TASK ITEM:
Please write out all of the entries without altering anything.

GIVEN DATA:
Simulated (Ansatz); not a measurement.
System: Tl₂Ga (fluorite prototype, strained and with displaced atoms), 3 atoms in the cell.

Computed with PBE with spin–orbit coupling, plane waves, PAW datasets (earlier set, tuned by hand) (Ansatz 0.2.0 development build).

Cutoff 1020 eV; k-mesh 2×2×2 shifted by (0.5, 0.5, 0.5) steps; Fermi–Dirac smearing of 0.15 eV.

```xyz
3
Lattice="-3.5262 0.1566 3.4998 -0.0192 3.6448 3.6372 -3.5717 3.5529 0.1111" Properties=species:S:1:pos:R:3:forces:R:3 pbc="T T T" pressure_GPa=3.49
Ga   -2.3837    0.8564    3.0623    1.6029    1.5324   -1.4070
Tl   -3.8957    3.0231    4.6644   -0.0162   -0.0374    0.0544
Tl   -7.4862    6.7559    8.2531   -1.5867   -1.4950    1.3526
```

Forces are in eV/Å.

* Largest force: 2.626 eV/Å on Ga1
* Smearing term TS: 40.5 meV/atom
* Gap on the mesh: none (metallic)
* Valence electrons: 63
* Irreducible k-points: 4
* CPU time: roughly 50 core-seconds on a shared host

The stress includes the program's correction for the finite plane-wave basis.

PROBLEM SOLUTION:
Simulated (Ansatz); not a measurement.
System: Tl₂Ga (fluorite prototype, strained and with displaced atoms), 3 atoms in the cell.

Computed with PBE with spin–orbit coupling, plane waves, PAW datasets (earlier set, tuned by hand) (Ansatz 0.2.0 development build).

Cutoff 1020 eV; k-mesh 2×2×2 shifted by (0.5, 0.5, 0.5) steps; Fermi–Dirac smearing of 0.15 eV.

```xyz
3
Lattice="-3.5262 0.1566 3.4998 -0.0192 3.6448 3.6372 -3.5717 3.5529 0.1111" Properties=species:S:1:pos:R:3:forces:R:3 pbc="T T T" pressure_GPa=3.49
Ga   -2.3837    0.8564    3.0623    1.6029    1.5324   -1.4070
Tl   -3.8957    3.0231    4.6644   -0.0162   -0.0374    0.0544
Tl   -7.4862    6.7559    8.2531   -1.5867   -1.4950    1.3526
```

Forces are in eV/Å.

* Largest force: 2.626 eV/Å on Ga1
* Smearing term TS: 40.5 meV/atom
* Gap on the mesh: none (metallic)
* Valence electrons: 63
* Irreducible k-points: 4
* CPU time: roughly 50 core-seconds on a shared host

The stress includes the program's correction for the finite plane-wave basis.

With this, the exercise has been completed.